**Requirement**
With the line that contains "At the start: pressure" as the final line, return every line from the start of the data below exactly.

**Entries shown**
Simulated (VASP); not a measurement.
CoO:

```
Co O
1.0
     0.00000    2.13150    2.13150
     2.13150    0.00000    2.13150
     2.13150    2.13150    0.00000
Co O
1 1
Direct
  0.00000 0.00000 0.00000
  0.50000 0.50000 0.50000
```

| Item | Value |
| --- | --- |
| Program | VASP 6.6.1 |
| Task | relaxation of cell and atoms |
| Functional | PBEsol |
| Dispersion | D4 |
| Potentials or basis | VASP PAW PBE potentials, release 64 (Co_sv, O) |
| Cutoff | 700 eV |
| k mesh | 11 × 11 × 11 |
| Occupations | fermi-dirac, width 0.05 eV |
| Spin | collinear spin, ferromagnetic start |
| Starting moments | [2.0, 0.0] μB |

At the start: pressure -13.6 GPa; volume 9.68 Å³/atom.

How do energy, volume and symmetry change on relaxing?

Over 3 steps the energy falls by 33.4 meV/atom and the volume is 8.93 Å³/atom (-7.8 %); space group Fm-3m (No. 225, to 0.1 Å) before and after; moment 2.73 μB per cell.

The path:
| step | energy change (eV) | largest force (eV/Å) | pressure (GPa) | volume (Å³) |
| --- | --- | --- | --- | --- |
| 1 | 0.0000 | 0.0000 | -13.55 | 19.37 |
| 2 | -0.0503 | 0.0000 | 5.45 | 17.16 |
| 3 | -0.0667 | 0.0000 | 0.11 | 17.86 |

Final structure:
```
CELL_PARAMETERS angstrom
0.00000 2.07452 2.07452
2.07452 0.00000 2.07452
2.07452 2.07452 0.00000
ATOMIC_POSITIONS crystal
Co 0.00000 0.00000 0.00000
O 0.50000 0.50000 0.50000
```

**Task result**
Simulated (VASP); not a measurement.
CoO:

```
Co O
1.0
     0.00000    2.13150    2.13150
     2.13150    0.00000    2.13150
     2.13150    2.13150    0.00000
Co O
1 1
Direct
  0.00000 0.00000 0.00000
  0.50000 0.50000 0.50000
```

| Item | Value |
| --- | --- |
| Program | VASP 6.6.1 |
| Task | relaxation of cell and atoms |
| Functional | PBEsol |
| Dispersion | D4 |
| Potentials or basis | VASP PAW PBE potentials, release 64 (Co_sv, O) |
| Cutoff | 700 eV |
| k mesh | 11 × 11 × 11 |
| Occupations | fermi-dirac, width 0.05 eV |
| Spin | collinear spin, ferromagnetic start |
| Starting moments | [2.0, 0.0] μB |

At the start: pressure -13.6 GPa; volume 9.68 Å³/atom.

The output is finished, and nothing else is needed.